....

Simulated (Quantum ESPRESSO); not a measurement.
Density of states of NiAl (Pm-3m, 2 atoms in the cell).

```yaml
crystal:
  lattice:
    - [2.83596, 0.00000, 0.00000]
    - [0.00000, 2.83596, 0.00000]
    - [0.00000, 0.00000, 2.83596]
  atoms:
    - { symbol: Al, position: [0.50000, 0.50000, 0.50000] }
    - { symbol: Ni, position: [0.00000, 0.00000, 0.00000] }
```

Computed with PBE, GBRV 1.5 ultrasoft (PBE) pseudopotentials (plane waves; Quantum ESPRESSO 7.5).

....

Action item:
Please print all the data again exactly as given.

Reply:
Simulated (Quantum ESPRESSO); not a measurement.
Density of states of NiAl (Pm-3m, 2 atoms in the cell).

```yaml
crystal:
  lattice:
    - [2.83596, 0.00000, 0.00000]
    - [0.00000, 2.83596, 0.00000]
    - [0.00000, 0.00000, 2.83596]
  atoms:
    - { symbol: Al, position: [0.50000, 0.50000, 0.50000] }
    - { symbol: Ni, position: [0.00000, 0.00000, 0.00000] }
```

Computed with PBE, GBRV 1.5 ultrasoft (PBE) pseudopotentials (plane waves; Quantum ESPRESSO 7.5).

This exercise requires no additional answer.